+---+

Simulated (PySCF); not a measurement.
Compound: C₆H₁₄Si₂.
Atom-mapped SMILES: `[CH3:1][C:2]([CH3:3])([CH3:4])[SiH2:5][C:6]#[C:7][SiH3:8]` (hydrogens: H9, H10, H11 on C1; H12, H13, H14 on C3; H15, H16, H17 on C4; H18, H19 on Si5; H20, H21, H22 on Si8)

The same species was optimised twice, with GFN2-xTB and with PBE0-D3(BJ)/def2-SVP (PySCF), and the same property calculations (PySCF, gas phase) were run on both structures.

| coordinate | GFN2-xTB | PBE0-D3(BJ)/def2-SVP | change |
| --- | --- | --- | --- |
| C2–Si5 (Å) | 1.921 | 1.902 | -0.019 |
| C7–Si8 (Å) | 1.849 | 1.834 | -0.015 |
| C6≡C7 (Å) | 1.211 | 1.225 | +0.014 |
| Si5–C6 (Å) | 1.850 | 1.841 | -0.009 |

+---+

**Brief**
All of the material above needs to be retyped word for word.

**Task answer**
Simulated (PySCF); not a measurement.
Compound: C₆H₁₄Si₂.
Atom-mapped SMILES: `[CH3:1][C:2]([CH3:3])([CH3:4])[SiH2:5][C:6]#[C:7][SiH3:8]` (hydrogens: H9, H10, H11 on C1; H12, H13, H14 on C3; H15, H16, H17 on C4; H18, H19 on Si5; H20, H21, H22 on Si8)

The same species was optimised twice, with GFN2-xTB and with PBE0-D3(BJ)/def2-SVP (PySCF), and the same property calculations (PySCF, gas phase) were run on both structures.

| coordinate | GFN2-xTB | PBE0-D3(BJ)/def2-SVP | change |
| --- | --- | --- | --- |
| C2–Si5 (Å) | 1.921 | 1.902 | -0.019 |
| C7–Si8 (Å) | 1.849 | 1.834 | -0.015 |
| C6≡C7 (Å) | 1.211 | 1.225 | +0.014 |
| Si5–C6 (Å) | 1.850 | 1.841 | -0.009 |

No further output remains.